Activity —
Each line of the material beneath should be duplicated exactly.

* * * *
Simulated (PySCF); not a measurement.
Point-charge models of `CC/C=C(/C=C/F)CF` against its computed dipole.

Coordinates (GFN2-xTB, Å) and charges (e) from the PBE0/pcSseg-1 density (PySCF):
* * * *

Exercise output —
Simulated (PySCF); not a measurement.
Point-charge models of `CC/C=C(/C=C/F)CF` against its computed dipole.

Coordinates (GFN2-xTB, Å) and charges (e) from the PBE0/pcSseg-1 density (PySCF):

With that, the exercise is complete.